• WORK TASK:
Starting at the top of the entries below, set down every line exactly, please, until you reach the line with "12 atoms, charge", which is included too.

● ● ● ● ● ● ●

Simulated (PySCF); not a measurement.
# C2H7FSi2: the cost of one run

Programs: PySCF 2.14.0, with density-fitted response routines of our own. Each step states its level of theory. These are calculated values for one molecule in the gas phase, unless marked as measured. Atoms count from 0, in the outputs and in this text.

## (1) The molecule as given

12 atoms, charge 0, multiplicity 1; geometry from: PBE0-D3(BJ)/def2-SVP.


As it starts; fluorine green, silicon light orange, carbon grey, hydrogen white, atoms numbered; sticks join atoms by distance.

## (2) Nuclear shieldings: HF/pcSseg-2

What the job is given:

● ● ● ● ● ● ●

• RESULT:
Simulated (PySCF); not a measurement.
# C2H7FSi2: the cost of one run

Programs: PySCF 2.14.0, with density-fitted response routines of our own. Each step states its level of theory. These are calculated values for one molecule in the gas phase, unless marked as measured. Atoms count from 0, in the outputs and in this text.

## (1) The molecule as given

12 atoms, charge 0, multiplicity 1; geometry from: PBE0-D3(BJ)/def2-SVP.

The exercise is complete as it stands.